== Information ==

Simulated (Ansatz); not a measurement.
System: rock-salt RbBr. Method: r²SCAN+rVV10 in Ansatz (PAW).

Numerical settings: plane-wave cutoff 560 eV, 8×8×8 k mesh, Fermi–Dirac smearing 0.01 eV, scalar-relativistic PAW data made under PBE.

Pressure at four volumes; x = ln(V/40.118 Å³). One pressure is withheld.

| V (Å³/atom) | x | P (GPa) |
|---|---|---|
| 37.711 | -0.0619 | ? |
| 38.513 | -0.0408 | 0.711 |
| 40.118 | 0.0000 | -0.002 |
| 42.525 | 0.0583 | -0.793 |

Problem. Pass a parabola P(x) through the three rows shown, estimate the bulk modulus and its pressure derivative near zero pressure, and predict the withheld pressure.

===

* Assignment *
Nothing past the line containing "0.0583 | -0.793 |" should be restated; transcribe the material exactly from its first line through that line.

* Written answer *
Simulated (Ansatz); not a measurement.
System: rock-salt RbBr. Method: r²SCAN+rVV10 in Ansatz (PAW).

Numerical settings: plane-wave cutoff 560 eV, 8×8×8 k mesh, Fermi–Dirac smearing 0.01 eV, scalar-relativistic PAW data made under PBE.

Pressure at four volumes; x = ln(V/40.118 Å³). One pressure is withheld.

| V (Å³/atom) | x | P (GPa) |
|---|---|---|
| 37.711 | -0.0619 | ? |
| 38.513 | -0.0408 | 0.711 |
| 40.118 | 0.0000 | -0.002 |
| 42.525 | 0.0583 | -0.793 |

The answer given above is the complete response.